Required action →
Please write each entry out again exactly as shown.

========================================================================

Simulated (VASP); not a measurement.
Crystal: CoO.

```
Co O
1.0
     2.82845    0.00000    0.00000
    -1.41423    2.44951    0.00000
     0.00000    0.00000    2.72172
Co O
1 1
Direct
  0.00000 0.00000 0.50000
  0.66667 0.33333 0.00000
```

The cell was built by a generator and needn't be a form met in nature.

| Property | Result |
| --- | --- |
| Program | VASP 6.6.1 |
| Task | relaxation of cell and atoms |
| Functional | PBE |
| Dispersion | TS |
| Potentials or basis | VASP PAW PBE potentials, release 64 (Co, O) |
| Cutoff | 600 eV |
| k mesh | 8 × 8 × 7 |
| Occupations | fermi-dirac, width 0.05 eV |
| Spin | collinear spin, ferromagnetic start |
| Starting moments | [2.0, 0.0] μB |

========================================================================

Exercise output →
Simulated (VASP); not a measurement.
Crystal: CoO.

```
Co O
1.0
     2.82845    0.00000    0.00000
    -1.41423    2.44951    0.00000
     0.00000    0.00000    2.72172
Co O
1 1
Direct
  0.00000 0.00000 0.50000
  0.66667 0.33333 0.00000
```

The cell was built by a generator and needn't be a form met in nature.

| Property | Result |
| --- | --- |
| Program | VASP 6.6.1 |
| Task | relaxation of cell and atoms |
| Functional | PBE |
| Dispersion | TS |
| Potentials or basis | VASP PAW PBE potentials, release 64 (Co, O) |
| Cutoff | 600 eV |
| k mesh | 8 × 8 × 7 |
| Occupations | fermi-dirac, width 0.05 eV |
| Spin | collinear spin, ferromagnetic start |
| Starting moments | [2.0, 0.0] μB |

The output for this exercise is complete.